- Work item:
If a line comes after the one containing "Question: How long", leave it out; copy every line before it, and that line too, exactly as written, starting from the first line of the entries.

- Extracted material:
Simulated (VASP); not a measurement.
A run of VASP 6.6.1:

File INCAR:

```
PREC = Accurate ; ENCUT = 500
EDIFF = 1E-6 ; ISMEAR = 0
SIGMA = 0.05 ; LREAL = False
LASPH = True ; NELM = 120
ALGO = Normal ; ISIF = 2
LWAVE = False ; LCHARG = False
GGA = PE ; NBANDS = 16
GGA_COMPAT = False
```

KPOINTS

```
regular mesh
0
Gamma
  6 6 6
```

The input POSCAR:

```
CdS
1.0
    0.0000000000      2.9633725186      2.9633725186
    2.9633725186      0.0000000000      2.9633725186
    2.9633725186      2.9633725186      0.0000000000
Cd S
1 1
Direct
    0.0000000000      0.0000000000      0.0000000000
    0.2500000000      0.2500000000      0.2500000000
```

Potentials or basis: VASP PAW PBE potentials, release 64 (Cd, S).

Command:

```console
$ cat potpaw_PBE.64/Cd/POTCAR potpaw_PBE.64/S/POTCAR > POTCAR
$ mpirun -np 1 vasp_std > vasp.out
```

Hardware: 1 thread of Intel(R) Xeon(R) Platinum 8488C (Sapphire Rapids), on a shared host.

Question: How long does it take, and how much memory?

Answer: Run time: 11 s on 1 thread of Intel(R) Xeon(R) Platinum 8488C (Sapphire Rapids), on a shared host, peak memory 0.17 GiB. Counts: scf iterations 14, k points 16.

- Written response:
Simulated (VASP); not a measurement.
A run of VASP 6.6.1:

File INCAR:

```
PREC = Accurate ; ENCUT = 500
EDIFF = 1E-6 ; ISMEAR = 0
SIGMA = 0.05 ; LREAL = False
LASPH = True ; NELM = 120
ALGO = Normal ; ISIF = 2
LWAVE = False ; LCHARG = False
GGA = PE ; NBANDS = 16
GGA_COMPAT = False
```

KPOINTS

```
regular mesh
0
Gamma
  6 6 6
```

The input POSCAR:

```
CdS
1.0
    0.0000000000      2.9633725186      2.9633725186
    2.9633725186      0.0000000000      2.9633725186
    2.9633725186      2.9633725186      0.0000000000
Cd S
1 1
Direct
    0.0000000000      0.0000000000      0.0000000000
    0.2500000000      0.2500000000      0.2500000000
```

Potentials or basis: VASP PAW PBE potentials, release 64 (Cd, S).

Command:

```console
$ cat potpaw_PBE.64/Cd/POTCAR potpaw_PBE.64/S/POTCAR > POTCAR
$ mpirun -np 1 vasp_std > vasp.out
```

Hardware: 1 thread of Intel(R) Xeon(R) Platinum 8488C (Sapphire Rapids), on a shared host.

Question: How long does it take, and how much memory?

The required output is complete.